DATA SHOWN:
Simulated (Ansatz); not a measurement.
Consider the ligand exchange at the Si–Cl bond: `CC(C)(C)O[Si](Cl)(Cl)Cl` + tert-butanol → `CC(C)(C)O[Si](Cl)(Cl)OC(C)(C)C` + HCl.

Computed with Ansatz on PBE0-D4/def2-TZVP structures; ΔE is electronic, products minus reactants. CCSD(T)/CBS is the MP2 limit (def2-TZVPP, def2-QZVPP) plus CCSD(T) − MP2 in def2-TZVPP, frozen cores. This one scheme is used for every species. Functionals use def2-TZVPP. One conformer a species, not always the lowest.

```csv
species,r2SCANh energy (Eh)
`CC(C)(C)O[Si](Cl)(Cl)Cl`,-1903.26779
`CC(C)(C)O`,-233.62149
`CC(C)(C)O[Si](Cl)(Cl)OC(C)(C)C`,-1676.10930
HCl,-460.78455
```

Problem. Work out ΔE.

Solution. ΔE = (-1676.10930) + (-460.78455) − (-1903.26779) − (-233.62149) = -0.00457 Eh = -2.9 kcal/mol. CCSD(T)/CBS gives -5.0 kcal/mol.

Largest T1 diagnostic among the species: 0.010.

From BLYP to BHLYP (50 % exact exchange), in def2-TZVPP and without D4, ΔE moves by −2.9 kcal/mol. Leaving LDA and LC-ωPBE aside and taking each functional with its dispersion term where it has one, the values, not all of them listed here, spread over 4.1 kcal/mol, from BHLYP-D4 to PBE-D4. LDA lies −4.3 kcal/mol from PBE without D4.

WORK INSTRUCTION:
Transcribe each line of the data above, unaltered, from the one where "Problem. Work out ΔE." appears to the one where "Largest T1 diagnostic" appears, inclusive of both.

ANSWER SECTION:
Problem. Work out ΔE.

Solution. ΔE = (-1676.10930) + (-460.78455) − (-1903.26779) − (-233.62149) = -0.00457 Eh = -2.9 kcal/mol. CCSD(T)/CBS gives -5.0 kcal/mol.

Largest T1 diagnostic among the species: 0.010.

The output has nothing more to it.